→ Work item: Word for word, transcribe the material below from its first line to the line with "## Starting point", both included.

Top of Supplied data

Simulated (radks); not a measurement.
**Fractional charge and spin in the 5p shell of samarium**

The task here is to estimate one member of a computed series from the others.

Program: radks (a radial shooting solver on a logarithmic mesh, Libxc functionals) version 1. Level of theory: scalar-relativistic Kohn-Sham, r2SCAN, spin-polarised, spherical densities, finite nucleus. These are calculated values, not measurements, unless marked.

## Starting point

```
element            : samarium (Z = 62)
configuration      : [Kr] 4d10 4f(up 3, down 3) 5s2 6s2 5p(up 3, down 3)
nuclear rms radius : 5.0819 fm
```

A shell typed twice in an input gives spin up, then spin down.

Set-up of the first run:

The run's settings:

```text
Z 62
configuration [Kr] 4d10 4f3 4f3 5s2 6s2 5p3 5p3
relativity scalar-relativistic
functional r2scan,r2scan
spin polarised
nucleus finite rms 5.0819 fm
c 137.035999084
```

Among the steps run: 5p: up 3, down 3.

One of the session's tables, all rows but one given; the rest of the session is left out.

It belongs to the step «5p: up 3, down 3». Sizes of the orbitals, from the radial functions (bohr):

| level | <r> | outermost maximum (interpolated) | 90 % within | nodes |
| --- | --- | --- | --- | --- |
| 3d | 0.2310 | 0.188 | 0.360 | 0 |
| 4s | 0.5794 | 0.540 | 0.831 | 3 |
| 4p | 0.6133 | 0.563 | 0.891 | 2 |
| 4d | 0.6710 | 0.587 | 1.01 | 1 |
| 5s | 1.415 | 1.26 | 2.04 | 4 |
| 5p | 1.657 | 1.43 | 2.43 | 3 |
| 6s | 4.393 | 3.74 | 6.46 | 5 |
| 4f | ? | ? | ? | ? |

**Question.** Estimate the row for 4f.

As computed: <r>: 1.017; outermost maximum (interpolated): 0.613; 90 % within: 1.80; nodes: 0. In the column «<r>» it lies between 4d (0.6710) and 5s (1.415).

Bottom of Supplied data

→ Answer space:
Simulated (radks); not a measurement.
**Fractional charge and spin in the 5p shell of samarium**

The task here is to estimate one member of a computed series from the others.

Program: radks (a radial shooting solver on a logarithmic mesh, Libxc functionals) version 1. Level of theory: scalar-relativistic Kohn-Sham, r2SCAN, spin-polarised, spherical densities, finite nucleus. These are calculated values, not measurements, unless marked.

## Starting point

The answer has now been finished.